> Given entries
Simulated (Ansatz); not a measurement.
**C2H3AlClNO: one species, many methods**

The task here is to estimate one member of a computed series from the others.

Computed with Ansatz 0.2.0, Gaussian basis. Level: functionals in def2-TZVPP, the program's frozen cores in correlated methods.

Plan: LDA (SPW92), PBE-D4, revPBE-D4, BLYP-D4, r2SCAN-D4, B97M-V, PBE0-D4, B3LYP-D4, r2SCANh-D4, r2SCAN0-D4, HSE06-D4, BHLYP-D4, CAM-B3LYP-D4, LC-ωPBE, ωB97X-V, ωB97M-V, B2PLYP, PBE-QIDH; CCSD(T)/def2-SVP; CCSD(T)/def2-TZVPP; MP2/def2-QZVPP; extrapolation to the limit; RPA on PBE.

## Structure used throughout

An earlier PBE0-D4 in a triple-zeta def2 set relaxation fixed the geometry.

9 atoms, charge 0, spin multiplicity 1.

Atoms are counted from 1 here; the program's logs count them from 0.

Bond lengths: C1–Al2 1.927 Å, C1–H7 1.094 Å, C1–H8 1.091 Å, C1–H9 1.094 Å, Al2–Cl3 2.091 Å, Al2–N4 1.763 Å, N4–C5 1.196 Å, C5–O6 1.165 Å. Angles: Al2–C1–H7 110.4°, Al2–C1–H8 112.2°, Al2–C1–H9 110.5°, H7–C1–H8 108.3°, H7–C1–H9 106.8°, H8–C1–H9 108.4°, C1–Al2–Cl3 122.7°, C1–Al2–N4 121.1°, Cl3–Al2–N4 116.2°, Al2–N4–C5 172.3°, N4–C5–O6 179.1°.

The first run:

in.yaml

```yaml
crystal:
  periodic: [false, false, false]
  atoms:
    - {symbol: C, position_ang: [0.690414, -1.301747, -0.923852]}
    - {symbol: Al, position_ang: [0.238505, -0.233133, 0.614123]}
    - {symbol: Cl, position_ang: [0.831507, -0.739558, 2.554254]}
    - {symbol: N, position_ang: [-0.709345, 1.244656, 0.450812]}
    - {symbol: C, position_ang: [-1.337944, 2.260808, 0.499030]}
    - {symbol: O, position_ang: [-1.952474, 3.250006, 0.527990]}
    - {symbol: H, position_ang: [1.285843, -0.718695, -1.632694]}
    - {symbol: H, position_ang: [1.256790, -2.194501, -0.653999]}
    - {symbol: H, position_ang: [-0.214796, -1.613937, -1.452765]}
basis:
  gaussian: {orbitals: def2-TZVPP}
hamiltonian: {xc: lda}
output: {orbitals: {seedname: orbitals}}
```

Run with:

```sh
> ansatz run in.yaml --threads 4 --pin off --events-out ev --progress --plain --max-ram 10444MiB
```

> Task item
Please print exactly what appears from the first line of the data through the line with "Bond lengths: C1–Al2", including both of those lines and nothing past them.

> Response box
Simulated (Ansatz); not a measurement.
**C2H3AlClNO: one species, many methods**

The task here is to estimate one member of a computed series from the others.

Computed with Ansatz 0.2.0, Gaussian basis. Level: functionals in def2-TZVPP, the program's frozen cores in correlated methods.

Plan: LDA (SPW92), PBE-D4, revPBE-D4, BLYP-D4, r2SCAN-D4, B97M-V, PBE0-D4, B3LYP-D4, r2SCANh-D4, r2SCAN0-D4, HSE06-D4, BHLYP-D4, CAM-B3LYP-D4, LC-ωPBE, ωB97X-V, ωB97M-V, B2PLYP, PBE-QIDH; CCSD(T)/def2-SVP; CCSD(T)/def2-TZVPP; MP2/def2-QZVPP; extrapolation to the limit; RPA on PBE.

## Structure used throughout

An earlier PBE0-D4 in a triple-zeta def2 set relaxation fixed the geometry.

9 atoms, charge 0, spin multiplicity 1.

Atoms are counted from 1 here; the program's logs count them from 0.

Bond lengths: C1–Al2 1.927 Å, C1–H7 1.094 Å, C1–H8 1.091 Å, C1–H9 1.094 Å, Al2–Cl3 2.091 Å, Al2–N4 1.763 Å, N4–C5 1.196 Å, C5–O6 1.165 Å. Angles: Al2–C1–H7 110.4°, Al2–C1–H8 112.2°, Al2–C1–H9 110.5°, H7–C1–H8 108.3°, H7–C1–H9 106.8°, H8–C1–H9 108.4°, C1–Al2–Cl3 122.7°, C1–Al2–N4 121.1°, Cl3–Al2–N4 116.2°, Al2–N4–C5 172.3°, N4–C5–O6 179.1°.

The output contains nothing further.